Top of Dataset
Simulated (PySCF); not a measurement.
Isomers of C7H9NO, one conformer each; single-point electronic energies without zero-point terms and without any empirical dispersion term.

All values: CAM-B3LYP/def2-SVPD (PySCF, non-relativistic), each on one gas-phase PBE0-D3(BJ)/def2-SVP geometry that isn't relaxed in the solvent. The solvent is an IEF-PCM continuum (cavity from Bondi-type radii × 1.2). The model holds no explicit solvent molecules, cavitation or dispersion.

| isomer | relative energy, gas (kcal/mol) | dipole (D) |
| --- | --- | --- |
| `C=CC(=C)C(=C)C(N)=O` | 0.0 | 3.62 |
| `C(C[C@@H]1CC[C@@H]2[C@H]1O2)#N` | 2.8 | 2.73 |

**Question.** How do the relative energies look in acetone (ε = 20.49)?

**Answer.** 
Bottom of Dataset

= Assigned task =
Copy out the material in its entirety. Keep it exact.

= Problem solution =
Simulated (PySCF); not a measurement.
Isomers of C7H9NO, one conformer each; single-point electronic energies without zero-point terms and without any empirical dispersion term.

All values: CAM-B3LYP/def2-SVPD (PySCF, non-relativistic), each on one gas-phase PBE0-D3(BJ)/def2-SVP geometry that isn't relaxed in the solvent. The solvent is an IEF-PCM continuum (cavity from Bondi-type radii × 1.2). The model holds no explicit solvent molecules, cavitation or dispersion.

| isomer | relative energy, gas (kcal/mol) | dipole (D) |
| --- | --- | --- |
| `C=CC(=C)C(=C)C(N)=O` | 0.0 | 3.62 |
| `C(C[C@@H]1CC[C@@H]2[C@H]1O2)#N` | 2.8 | 2.73 |

**Question.** How do the relative energies look in acetone (ε = 20.49)?

**Answer.** 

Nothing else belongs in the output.